> [Action item]: Use the entries below and reproduce exactly the lines from the one containing "Wall time 1.9" down to the one containing "input.xyz is that of step 2.", both of them included.

> [Given information]:
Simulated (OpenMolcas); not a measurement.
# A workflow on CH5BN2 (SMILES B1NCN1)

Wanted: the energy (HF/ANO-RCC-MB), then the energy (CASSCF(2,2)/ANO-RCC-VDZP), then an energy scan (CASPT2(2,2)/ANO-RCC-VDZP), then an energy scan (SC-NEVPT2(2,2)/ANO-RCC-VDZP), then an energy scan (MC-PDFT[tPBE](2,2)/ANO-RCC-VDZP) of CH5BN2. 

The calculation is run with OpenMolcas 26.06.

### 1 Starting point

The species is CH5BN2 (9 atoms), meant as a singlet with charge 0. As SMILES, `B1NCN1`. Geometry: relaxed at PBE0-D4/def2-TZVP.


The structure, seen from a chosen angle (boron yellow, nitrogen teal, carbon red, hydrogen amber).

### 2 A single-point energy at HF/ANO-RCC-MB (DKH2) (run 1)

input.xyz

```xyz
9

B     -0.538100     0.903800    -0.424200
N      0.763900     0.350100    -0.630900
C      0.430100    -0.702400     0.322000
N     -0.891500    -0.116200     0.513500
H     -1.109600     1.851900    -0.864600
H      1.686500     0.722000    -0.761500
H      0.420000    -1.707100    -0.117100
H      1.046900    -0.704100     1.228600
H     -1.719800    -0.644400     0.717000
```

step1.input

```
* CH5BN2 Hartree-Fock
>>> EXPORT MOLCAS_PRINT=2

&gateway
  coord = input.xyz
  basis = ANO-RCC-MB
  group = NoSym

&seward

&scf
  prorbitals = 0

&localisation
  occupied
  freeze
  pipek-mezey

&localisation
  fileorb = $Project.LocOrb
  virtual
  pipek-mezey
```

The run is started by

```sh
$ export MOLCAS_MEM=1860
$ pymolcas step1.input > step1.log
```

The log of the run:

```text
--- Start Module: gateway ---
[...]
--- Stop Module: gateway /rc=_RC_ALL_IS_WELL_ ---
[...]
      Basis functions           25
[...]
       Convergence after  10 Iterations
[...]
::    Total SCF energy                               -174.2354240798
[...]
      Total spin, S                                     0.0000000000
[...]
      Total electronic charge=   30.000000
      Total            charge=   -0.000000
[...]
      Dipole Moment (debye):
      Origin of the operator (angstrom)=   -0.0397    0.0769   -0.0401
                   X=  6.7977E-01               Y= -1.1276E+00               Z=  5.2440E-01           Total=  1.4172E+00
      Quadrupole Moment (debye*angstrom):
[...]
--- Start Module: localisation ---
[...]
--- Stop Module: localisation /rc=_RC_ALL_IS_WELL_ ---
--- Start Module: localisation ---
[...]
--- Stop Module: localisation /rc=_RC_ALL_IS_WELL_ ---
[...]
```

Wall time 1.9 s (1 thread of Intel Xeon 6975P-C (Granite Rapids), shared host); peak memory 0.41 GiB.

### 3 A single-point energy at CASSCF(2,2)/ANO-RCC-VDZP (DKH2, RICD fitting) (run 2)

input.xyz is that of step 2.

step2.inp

> [Answer space]:
Wall time 1.9 s (1 thread of Intel Xeon 6975P-C (Granite Rapids), shared host); peak memory 0.41 GiB.

### 3 A single-point energy at CASSCF(2,2)/ANO-RCC-VDZP (DKH2, RICD fitting) (run 2)

input.xyz is that of step 2.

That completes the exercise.